== Extracted entries ==
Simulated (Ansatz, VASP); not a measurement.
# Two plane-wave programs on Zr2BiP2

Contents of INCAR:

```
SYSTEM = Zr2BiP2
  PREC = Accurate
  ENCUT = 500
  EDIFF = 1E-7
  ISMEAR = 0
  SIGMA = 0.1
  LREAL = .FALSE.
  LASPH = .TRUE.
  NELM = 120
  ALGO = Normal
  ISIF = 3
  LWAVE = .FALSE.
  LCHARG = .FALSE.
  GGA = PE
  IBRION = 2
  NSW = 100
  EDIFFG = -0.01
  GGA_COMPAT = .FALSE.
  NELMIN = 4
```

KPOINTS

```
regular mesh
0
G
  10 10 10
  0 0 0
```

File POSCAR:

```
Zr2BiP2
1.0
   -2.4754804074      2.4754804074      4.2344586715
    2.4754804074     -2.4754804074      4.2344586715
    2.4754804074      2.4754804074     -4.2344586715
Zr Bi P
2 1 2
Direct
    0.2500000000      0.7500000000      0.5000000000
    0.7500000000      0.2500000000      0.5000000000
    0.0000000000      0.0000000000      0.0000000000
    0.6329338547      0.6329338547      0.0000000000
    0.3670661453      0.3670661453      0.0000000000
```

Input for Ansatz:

== Action item ==
Transcribe all of the material exactly as it appears.

== Task result ==
Simulated (Ansatz, VASP); not a measurement.
# Two plane-wave programs on Zr2BiP2

Contents of INCAR:

```
SYSTEM = Zr2BiP2
  PREC = Accurate
  ENCUT = 500
  EDIFF = 1E-7
  ISMEAR = 0
  SIGMA = 0.1
  LREAL = .FALSE.
  LASPH = .TRUE.
  NELM = 120
  ALGO = Normal
  ISIF = 3
  LWAVE = .FALSE.
  LCHARG = .FALSE.
  GGA = PE
  IBRION = 2
  NSW = 100
  EDIFFG = -0.01
  GGA_COMPAT = .FALSE.
  NELMIN = 4
```

KPOINTS

```
regular mesh
0
G
  10 10 10
  0 0 0
```

File POSCAR:

```
Zr2BiP2
1.0
   -2.4754804074      2.4754804074      4.2344586715
    2.4754804074     -2.4754804074      4.2344586715
    2.4754804074      2.4754804074     -4.2344586715
Zr Bi P
2 1 2
Direct
    0.2500000000      0.7500000000      0.5000000000
    0.7500000000      0.2500000000      0.5000000000
    0.0000000000      0.0000000000      0.0000000000
    0.6329338547      0.6329338547      0.0000000000
    0.3670661453      0.3670661453      0.0000000000
```

Input for Ansatz:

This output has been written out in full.